> Brief
Print all the records exactly, please.

╭─ Provided material

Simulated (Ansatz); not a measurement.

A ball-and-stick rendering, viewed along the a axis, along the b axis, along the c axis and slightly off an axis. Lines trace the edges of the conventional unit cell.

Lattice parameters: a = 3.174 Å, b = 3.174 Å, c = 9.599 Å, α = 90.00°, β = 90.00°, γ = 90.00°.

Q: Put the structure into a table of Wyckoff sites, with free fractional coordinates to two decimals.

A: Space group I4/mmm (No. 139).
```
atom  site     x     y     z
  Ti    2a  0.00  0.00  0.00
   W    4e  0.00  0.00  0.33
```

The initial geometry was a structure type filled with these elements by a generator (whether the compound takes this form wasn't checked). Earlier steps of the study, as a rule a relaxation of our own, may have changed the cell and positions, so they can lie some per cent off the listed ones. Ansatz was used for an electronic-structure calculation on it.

╰─

> Response area
Simulated (Ansatz); not a measurement.

A ball-and-stick rendering, viewed along the a axis, along the b axis, along the c axis and slightly off an axis. Lines trace the edges of the conventional unit cell.

Lattice parameters: a = 3.174 Å, b = 3.174 Å, c = 9.599 Å, α = 90.00°, β = 90.00°, γ = 90.00°.

Q: Put the structure into a table of Wyckoff sites, with free fractional coordinates to two decimals.

A: Space group I4/mmm (No. 139).
```
atom  site     x     y     z
  Ti    2a  0.00  0.00  0.00
   W    4e  0.00  0.00  0.33
```

The initial geometry was a structure type filled with these elements by a generator (whether the compound takes this form wasn't checked). Earlier steps of the study, as a rule a relaxation of our own, may have changed the cell and positions, so they can lie some per cent off the listed ones. Ansatz was used for an electronic-structure calculation on it.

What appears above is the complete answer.